--- Action item ---
Nothing in the data should be altered when it is repeated in full.

- - - -

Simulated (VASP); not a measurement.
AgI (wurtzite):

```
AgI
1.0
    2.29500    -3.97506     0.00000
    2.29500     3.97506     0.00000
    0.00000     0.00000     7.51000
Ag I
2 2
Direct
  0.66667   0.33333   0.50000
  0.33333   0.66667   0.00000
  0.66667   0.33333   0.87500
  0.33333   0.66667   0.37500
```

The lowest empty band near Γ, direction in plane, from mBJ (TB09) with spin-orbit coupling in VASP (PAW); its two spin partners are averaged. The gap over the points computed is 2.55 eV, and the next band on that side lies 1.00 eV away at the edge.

- - - -

--- Your response ---
Simulated (VASP); not a measurement.
AgI (wurtzite):

```
AgI
1.0
    2.29500    -3.97506     0.00000
    2.29500     3.97506     0.00000
    0.00000     0.00000     7.51000
Ag I
2 2
Direct
  0.66667   0.33333   0.50000
  0.33333   0.66667   0.00000
  0.66667   0.33333   0.87500
  0.33333   0.66667   0.37500
```

The lowest empty band near Γ, direction in plane, from mBJ (TB09) with spin-orbit coupling in VASP (PAW); its two spin partners are averaged. The gap over the points computed is 2.55 eV, and the next band on that side lies 1.00 eV away at the edge.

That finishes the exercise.